• _Source material_
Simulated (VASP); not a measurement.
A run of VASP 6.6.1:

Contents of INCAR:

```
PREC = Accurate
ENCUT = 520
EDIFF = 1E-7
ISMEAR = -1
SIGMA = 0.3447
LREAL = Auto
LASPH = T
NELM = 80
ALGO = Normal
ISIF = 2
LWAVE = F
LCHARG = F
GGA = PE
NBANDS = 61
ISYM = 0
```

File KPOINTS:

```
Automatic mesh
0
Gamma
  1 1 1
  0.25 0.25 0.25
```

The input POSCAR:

• _Work request_
Exactly as written, output all of the entries.

• _Reply_
Simulated (VASP); not a measurement.
A run of VASP 6.6.1:

Contents of INCAR:

```
PREC = Accurate
ENCUT = 520
EDIFF = 1E-7
ISMEAR = -1
SIGMA = 0.3447
LREAL = Auto
LASPH = T
NELM = 80
ALGO = Normal
ISIF = 2
LWAVE = F
LCHARG = F
GGA = PE
NBANDS = 61
ISYM = 0
```

File KPOINTS:

```
Automatic mesh
0
Gamma
  1 1 1
  0.25 0.25 0.25
```

The input POSCAR:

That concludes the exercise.